Assigned task »
In your reply, restate all of the records below word for word.

Extracted material »
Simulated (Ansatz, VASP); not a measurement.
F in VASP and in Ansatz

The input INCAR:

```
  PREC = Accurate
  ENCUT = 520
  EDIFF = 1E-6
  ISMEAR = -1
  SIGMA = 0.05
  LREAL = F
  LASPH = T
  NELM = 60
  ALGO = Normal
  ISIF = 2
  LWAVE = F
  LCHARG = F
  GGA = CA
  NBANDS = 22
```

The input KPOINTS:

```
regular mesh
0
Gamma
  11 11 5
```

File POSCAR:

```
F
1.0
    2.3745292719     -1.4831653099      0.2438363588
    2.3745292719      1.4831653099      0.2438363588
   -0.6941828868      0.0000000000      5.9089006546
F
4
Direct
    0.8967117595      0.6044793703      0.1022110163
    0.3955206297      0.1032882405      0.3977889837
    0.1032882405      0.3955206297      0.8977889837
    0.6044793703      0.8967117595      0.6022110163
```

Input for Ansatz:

Solution »
Simulated (Ansatz, VASP); not a measurement.
F in VASP and in Ansatz

The input INCAR:

```
  PREC = Accurate
  ENCUT = 520
  EDIFF = 1E-6
  ISMEAR = -1
  SIGMA = 0.05
  LREAL = F
  LASPH = T
  NELM = 60
  ALGO = Normal
  ISIF = 2
  LWAVE = F
  LCHARG = F
  GGA = CA
  NBANDS = 22
```

The input KPOINTS:

```
regular mesh
0
Gamma
  11 11 5
```

File POSCAR:

```
F
1.0
    2.3745292719     -1.4831653099      0.2438363588
    2.3745292719      1.4831653099      0.2438363588
   -0.6941828868      0.0000000000      5.9089006546
F
4
Direct
    0.8967117595      0.6044793703      0.1022110163
    0.3955206297      0.1032882405      0.3977889837
    0.1032882405      0.3955206297      0.8977889837
    0.6044793703      0.8967117595      0.6022110163
```

Input for Ansatz:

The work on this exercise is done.